[ACTION ITEM] Repeat only the stretch of lines below that runs from the line with "A nudged-elastic-band calculation" through the line with "Q: What happens", unaltered.

[EXTRACTED DATA]
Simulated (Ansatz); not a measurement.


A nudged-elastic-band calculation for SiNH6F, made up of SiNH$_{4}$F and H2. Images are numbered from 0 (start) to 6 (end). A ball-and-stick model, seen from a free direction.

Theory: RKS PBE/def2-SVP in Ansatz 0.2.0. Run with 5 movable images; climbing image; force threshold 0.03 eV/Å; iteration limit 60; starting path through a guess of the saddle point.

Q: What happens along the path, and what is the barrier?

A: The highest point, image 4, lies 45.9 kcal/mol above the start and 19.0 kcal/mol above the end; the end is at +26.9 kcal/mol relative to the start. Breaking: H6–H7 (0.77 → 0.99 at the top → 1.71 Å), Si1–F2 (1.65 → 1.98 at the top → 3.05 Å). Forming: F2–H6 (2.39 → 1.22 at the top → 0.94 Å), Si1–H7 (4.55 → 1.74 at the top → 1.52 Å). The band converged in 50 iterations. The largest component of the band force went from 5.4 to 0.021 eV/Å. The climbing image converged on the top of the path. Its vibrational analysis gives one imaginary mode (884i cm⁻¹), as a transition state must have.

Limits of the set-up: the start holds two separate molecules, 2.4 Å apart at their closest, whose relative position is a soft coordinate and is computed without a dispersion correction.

[TASK SOLUTION]
A nudged-elastic-band calculation for SiNH6F, made up of SiNH$_{4}$F and H2. Images are numbered from 0 (start) to 6 (end). A ball-and-stick model, seen from a free direction.

Theory: RKS PBE/def2-SVP in Ansatz 0.2.0. Run with 5 movable images; climbing image; force threshold 0.03 eV/Å; iteration limit 60; starting path through a guess of the saddle point.

Q: What happens along the path, and what is the barrier?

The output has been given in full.